※

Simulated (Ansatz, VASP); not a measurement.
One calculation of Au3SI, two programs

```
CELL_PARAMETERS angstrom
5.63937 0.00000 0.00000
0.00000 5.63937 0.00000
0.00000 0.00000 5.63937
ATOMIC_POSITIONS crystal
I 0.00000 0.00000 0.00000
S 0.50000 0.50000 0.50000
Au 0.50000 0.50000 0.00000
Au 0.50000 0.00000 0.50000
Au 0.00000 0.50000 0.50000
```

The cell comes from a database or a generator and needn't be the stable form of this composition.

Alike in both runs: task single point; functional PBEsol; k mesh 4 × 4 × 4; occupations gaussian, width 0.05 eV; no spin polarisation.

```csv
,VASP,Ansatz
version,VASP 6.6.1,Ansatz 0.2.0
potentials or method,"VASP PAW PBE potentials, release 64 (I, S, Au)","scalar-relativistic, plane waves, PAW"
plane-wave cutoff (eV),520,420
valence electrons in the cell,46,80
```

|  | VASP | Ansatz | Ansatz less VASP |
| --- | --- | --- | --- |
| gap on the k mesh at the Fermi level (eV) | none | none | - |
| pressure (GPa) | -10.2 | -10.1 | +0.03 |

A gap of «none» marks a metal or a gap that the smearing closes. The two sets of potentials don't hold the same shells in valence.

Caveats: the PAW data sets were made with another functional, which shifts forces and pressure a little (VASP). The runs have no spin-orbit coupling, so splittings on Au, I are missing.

※

Quote exactly the opening line of the material above and every line after it, up to and including the line that contains "-10.1 | +0.03 |".

Simulated (Ansatz, VASP); not a measurement.
One calculation of Au3SI, two programs

```
CELL_PARAMETERS angstrom
5.63937 0.00000 0.00000
0.00000 5.63937 0.00000
0.00000 0.00000 5.63937
ATOMIC_POSITIONS crystal
I 0.00000 0.00000 0.00000
S 0.50000 0.50000 0.50000
Au 0.50000 0.50000 0.00000
Au 0.50000 0.00000 0.50000
Au 0.00000 0.50000 0.50000
```

The cell comes from a database or a generator and needn't be the stable form of this composition.

Alike in both runs: task single point; functional PBEsol; k mesh 4 × 4 × 4; occupations gaussian, width 0.05 eV; no spin polarisation.

```csv
,VASP,Ansatz
version,VASP 6.6.1,Ansatz 0.2.0
potentials or method,"VASP PAW PBE potentials, release 64 (I, S, Au)","scalar-relativistic, plane waves, PAW"
plane-wave cutoff (eV),520,420
valence electrons in the cell,46,80
```

|  | VASP | Ansatz | Ansatz less VASP |
| --- | --- | --- | --- |
| gap on the k mesh at the Fermi level (eV) | none | none | - |
| pressure (GPa) | -10.2 | -10.1 | +0.03 |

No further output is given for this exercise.